_Activity_.
Once you have read the data below, set it all down again exactly.

_Material shown_.
--------------------------------

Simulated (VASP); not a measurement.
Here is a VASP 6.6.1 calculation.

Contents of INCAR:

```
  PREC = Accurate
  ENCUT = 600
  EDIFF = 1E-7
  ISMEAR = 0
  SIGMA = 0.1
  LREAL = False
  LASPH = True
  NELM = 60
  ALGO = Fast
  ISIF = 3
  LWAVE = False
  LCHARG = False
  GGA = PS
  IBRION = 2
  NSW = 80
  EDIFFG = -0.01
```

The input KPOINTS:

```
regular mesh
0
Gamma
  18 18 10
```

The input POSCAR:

--------------------------------

_Response box_.
Simulated (VASP); not a measurement.
Here is a VASP 6.6.1 calculation.

Contents of INCAR:

```
  PREC = Accurate
  ENCUT = 600
  EDIFF = 1E-7
  ISMEAR = 0
  SIGMA = 0.1
  LREAL = False
  LASPH = True
  NELM = 60
  ALGO = Fast
  ISIF = 3
  LWAVE = False
  LCHARG = False
  GGA = PS
  IBRION = 2
  NSW = 80
  EDIFFG = -0.01
```

The input KPOINTS:

```
regular mesh
0
Gamma
  18 18 10
```

The input POSCAR:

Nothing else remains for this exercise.